Information given:
>>>

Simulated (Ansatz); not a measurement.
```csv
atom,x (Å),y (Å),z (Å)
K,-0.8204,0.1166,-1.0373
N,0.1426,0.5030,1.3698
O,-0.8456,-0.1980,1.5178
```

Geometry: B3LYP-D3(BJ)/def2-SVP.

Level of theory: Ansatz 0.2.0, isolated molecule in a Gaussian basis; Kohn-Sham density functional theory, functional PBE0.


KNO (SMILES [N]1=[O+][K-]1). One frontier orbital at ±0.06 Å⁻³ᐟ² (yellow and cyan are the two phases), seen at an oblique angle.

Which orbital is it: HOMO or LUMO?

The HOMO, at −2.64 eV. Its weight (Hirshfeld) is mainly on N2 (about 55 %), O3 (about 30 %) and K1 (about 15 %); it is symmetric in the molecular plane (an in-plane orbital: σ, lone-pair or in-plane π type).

<<<

Brief: From the opening line of the data above through the line that contains "Which orbital is it: HOMO or LUMO?", please print each line as it stands and only those lines.

Expected answer:
Simulated (Ansatz); not a measurement.
```csv
atom,x (Å),y (Å),z (Å)
K,-0.8204,0.1166,-1.0373
N,0.1426,0.5030,1.3698
O,-0.8456,-0.1980,1.5178
```

Geometry: B3LYP-D3(BJ)/def2-SVP.

Level of theory: Ansatz 0.2.0, isolated molecule in a Gaussian basis; Kohn-Sham density functional theory, functional PBE0.


KNO (SMILES [N]1=[O+][K-]1). One frontier orbital at ±0.06 Å⁻³ᐟ² (yellow and cyan are the two phases), seen at an oblique angle.

Which orbital is it: HOMO or LUMO?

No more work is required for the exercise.